- SOURCE INFORMATION -
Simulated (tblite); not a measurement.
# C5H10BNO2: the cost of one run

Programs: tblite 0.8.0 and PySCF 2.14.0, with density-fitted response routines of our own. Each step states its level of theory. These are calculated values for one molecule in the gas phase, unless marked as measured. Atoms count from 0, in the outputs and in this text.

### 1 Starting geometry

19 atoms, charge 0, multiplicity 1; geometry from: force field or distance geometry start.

- ASSIGNED TASK -
Please output each entry above exactly, leaving nothing out.

- ANSWER SECTION -
Simulated (tblite); not a measurement.
# C5H10BNO2: the cost of one run

Programs: tblite 0.8.0 and PySCF 2.14.0, with density-fitted response routines of our own. Each step states its level of theory. These are calculated values for one molecule in the gas phase, unless marked as measured. Atoms count from 0, in the outputs and in this text.

### 1 Starting geometry

19 atoms, charge 0, multiplicity 1; geometry from: force field or distance geometry start.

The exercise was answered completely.